=== Work instruction ===
The records below must be retyped exactly.

*** Begin section ***
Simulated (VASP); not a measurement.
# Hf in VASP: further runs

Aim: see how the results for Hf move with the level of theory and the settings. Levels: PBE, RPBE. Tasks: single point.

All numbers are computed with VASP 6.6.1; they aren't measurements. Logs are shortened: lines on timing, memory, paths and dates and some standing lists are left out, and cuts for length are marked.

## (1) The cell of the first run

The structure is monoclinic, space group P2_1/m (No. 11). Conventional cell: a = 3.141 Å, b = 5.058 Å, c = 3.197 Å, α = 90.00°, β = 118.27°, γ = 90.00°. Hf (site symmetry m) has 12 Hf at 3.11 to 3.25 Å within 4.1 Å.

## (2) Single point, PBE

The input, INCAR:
*** End section ***

=== Your solution ===
Simulated (VASP); not a measurement.
# Hf in VASP: further runs

Aim: see how the results for Hf move with the level of theory and the settings. Levels: PBE, RPBE. Tasks: single point.

All numbers are computed with VASP 6.6.1; they aren't measurements. Logs are shortened: lines on timing, memory, paths and dates and some standing lists are left out, and cuts for length are marked.

## (1) The cell of the first run

The structure is monoclinic, space group P2_1/m (No. 11). Conventional cell: a = 3.141 Å, b = 5.058 Å, c = 3.197 Å, α = 90.00°, β = 118.27°, γ = 90.00°. Hf (site symmetry m) has 12 Hf at 3.11 to 3.25 Å within 4.1 Å.

## (2) Single point, PBE

The input, INCAR:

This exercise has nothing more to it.